▶ _ASSIGNED TASK_
Print out every record exactly as it appears.

▶ _SUPPLIED INFORMATION_
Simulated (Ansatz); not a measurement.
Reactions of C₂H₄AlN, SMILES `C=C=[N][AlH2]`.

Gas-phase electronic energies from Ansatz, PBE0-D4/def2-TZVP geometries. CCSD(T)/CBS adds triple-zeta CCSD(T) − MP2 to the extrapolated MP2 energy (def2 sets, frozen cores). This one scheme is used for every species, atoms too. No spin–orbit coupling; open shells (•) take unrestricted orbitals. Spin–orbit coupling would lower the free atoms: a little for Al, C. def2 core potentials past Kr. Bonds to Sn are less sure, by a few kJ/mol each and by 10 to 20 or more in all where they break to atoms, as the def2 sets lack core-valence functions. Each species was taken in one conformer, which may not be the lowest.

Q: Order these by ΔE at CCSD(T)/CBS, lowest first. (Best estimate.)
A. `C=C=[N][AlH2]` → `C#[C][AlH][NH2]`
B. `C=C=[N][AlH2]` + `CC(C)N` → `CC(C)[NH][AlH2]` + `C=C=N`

▶ _EXERCISE RESPONSE_
Simulated (Ansatz); not a measurement.
Reactions of C₂H₄AlN, SMILES `C=C=[N][AlH2]`.

Gas-phase electronic energies from Ansatz, PBE0-D4/def2-TZVP geometries. CCSD(T)/CBS adds triple-zeta CCSD(T) − MP2 to the extrapolated MP2 energy (def2 sets, frozen cores). This one scheme is used for every species, atoms too. No spin–orbit coupling; open shells (•) take unrestricted orbitals. Spin–orbit coupling would lower the free atoms: a little for Al, C. def2 core potentials past Kr. Bonds to Sn are less sure, by a few kJ/mol each and by 10 to 20 or more in all where they break to atoms, as the def2 sets lack core-valence functions. Each species was taken in one conformer, which may not be the lowest.

Q: Order these by ΔE at CCSD(T)/CBS, lowest first. (Best estimate.)
A. `C=C=[N][AlH2]` → `C#[C][AlH][NH2]`
B. `C=C=[N][AlH2]` + `CC(C)N` → `CC(C)[NH][AlH2]` + `C=C=N`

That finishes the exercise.